Data for review –
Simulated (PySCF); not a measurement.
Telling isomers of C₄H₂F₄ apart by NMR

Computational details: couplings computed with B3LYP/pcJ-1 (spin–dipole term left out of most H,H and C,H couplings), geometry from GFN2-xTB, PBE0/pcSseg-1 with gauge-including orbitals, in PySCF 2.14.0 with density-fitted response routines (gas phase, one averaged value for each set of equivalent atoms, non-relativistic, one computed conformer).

Work request – From the first line to the last, give the data again exactly.

Written response –
Simulated (PySCF); not a measurement.
Telling isomers of C₄H₂F₄ apart by NMR

Computational details: couplings computed with B3LYP/pcJ-1 (spin–dipole term left out of most H,H and C,H couplings), geometry from GFN2-xTB, PBE0/pcSseg-1 with gauge-including orbitals, in PySCF 2.14.0 with density-fitted response routines (gas phase, one averaged value for each set of equivalent atoms, non-relativistic, one computed conformer).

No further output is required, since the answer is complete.